- **Required action**: The material below must be restated exactly, line by line.

- **Extracted entries**:
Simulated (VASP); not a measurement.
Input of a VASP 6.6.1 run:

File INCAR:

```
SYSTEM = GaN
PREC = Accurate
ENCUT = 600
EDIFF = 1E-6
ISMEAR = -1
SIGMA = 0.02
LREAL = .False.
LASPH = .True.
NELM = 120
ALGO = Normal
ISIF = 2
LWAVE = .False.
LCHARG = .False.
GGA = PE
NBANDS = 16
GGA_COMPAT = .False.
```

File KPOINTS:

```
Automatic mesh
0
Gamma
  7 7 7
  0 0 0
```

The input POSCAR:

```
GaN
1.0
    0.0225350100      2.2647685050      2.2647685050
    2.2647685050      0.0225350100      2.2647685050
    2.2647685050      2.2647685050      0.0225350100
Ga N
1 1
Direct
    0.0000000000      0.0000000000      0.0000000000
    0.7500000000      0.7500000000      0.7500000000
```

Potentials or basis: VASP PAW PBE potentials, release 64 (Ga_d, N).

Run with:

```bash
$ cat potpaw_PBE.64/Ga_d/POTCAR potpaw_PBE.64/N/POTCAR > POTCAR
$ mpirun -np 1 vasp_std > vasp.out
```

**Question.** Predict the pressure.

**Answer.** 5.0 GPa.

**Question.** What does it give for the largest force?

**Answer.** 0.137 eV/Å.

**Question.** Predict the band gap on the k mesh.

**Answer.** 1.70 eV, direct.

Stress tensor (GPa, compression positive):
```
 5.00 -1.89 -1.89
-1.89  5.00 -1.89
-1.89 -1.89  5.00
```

- **Written answer**:
Simulated (VASP); not a measurement.
Input of a VASP 6.6.1 run:

File INCAR:

```
SYSTEM = GaN
PREC = Accurate
ENCUT = 600
EDIFF = 1E-6
ISMEAR = -1
SIGMA = 0.02
LREAL = .False.
LASPH = .True.
NELM = 120
ALGO = Normal
ISIF = 2
LWAVE = .False.
LCHARG = .False.
GGA = PE
NBANDS = 16
GGA_COMPAT = .False.
```

File KPOINTS:

```
Automatic mesh
0
Gamma
  7 7 7
  0 0 0
```

The input POSCAR:

```
GaN
1.0
    0.0225350100      2.2647685050      2.2647685050
    2.2647685050      0.0225350100      2.2647685050
    2.2647685050      2.2647685050      0.0225350100
Ga N
1 1
Direct
    0.0000000000      0.0000000000      0.0000000000
    0.7500000000      0.7500000000      0.7500000000
```

Potentials or basis: VASP PAW PBE potentials, release 64 (Ga_d, N).

Run with:

```bash
$ cat potpaw_PBE.64/Ga_d/POTCAR potpaw_PBE.64/N/POTCAR > POTCAR
$ mpirun -np 1 vasp_std > vasp.out
```

**Question.** Predict the pressure.

**Answer.** 5.0 GPa.

**Question.** What does it give for the largest force?

**Answer.** 0.137 eV/Å.

**Question.** Predict the band gap on the k mesh.

**Answer.** 1.70 eV, direct.

Stress tensor (GPa, compression positive):
```
 5.00 -1.89 -1.89
-1.89  5.00 -1.89
-1.89 -1.89  5.00
```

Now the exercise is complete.